[Start of Attachment]
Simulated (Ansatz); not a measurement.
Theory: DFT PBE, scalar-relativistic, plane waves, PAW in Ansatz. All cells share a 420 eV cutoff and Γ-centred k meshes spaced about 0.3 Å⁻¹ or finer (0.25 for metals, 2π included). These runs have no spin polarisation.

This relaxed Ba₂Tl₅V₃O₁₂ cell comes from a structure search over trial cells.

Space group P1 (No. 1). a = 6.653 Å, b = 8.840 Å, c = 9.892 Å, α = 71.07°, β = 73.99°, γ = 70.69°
[End of Attachment]

> _Action item_:
Transcribe each entry word for word.

> _Response area_:
Simulated (Ansatz); not a measurement.
Theory: DFT PBE, scalar-relativistic, plane waves, PAW in Ansatz. All cells share a 420 eV cutoff and Γ-centred k meshes spaced about 0.3 Å⁻¹ or finer (0.25 for metals, 2π included). These runs have no spin polarisation.

This relaxed Ba₂Tl₅V₃O₁₂ cell comes from a structure search over trial cells.

Space group P1 (No. 1). a = 6.653 Å, b = 8.840 Å, c = 9.892 Å, α = 71.07°, β = 73.99°, γ = 70.69°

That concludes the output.